*Work item*
Until the line containing "Caveat: the PAW" has been reproduced, keep reproducing each line of the material below exactly, starting with the first.

--------------------------------
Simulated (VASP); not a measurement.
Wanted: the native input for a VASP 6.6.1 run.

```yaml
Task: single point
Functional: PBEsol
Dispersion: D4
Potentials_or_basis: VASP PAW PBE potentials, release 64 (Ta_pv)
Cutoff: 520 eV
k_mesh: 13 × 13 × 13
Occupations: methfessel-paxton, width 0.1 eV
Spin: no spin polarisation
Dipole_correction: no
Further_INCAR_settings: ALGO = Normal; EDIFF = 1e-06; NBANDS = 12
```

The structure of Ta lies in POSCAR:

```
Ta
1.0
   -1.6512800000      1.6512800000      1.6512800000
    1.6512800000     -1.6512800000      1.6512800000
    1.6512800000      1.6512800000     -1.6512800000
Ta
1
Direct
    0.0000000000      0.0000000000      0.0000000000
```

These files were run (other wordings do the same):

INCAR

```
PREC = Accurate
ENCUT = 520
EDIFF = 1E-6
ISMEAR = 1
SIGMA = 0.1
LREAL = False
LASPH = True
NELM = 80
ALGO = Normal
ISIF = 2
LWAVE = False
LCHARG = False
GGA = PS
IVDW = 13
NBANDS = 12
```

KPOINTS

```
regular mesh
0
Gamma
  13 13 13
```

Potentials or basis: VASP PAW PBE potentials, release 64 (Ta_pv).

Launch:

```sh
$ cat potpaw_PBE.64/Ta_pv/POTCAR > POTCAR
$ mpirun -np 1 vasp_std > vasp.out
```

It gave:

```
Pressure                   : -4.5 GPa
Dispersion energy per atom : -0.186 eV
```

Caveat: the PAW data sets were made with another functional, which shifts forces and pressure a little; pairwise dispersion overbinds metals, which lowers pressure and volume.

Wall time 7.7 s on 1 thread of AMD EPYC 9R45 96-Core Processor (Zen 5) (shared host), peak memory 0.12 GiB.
--------------------------------

*Task response*
Simulated (VASP); not a measurement.
Wanted: the native input for a VASP 6.6.1 run.

```yaml
Task: single point
Functional: PBEsol
Dispersion: D4
Potentials_or_basis: VASP PAW PBE potentials, release 64 (Ta_pv)
Cutoff: 520 eV
k_mesh: 13 × 13 × 13
Occupations: methfessel-paxton, width 0.1 eV
Spin: no spin polarisation
Dipole_correction: no
Further_INCAR_settings: ALGO = Normal; EDIFF = 1e-06; NBANDS = 12
```

The structure of Ta lies in POSCAR:

```
Ta
1.0
   -1.6512800000      1.6512800000      1.6512800000
    1.6512800000     -1.6512800000      1.6512800000
    1.6512800000      1.6512800000     -1.6512800000
Ta
1
Direct
    0.0000000000      0.0000000000      0.0000000000
```

These files were run (other wordings do the same):

INCAR

```
PREC = Accurate
ENCUT = 520
EDIFF = 1E-6
ISMEAR = 1
SIGMA = 0.1
LREAL = False
LASPH = True
NELM = 80
ALGO = Normal
ISIF = 2
LWAVE = False
LCHARG = False
GGA = PS
IVDW = 13
NBANDS = 12
```

KPOINTS

```
regular mesh
0
Gamma
  13 13 13
```

Potentials or basis: VASP PAW PBE potentials, release 64 (Ta_pv).

Launch:

```sh
$ cat potpaw_PBE.64/Ta_pv/POTCAR > POTCAR
$ mpirun -np 1 vasp_std > vasp.out
```

It gave:

```
Pressure                   : -4.5 GPa
Dispersion energy per atom : -0.186 eV
```

Caveat: the PAW data sets were made with another functional, which shifts forces and pressure a little; pairwise dispersion overbinds metals, which lowers pressure and volume.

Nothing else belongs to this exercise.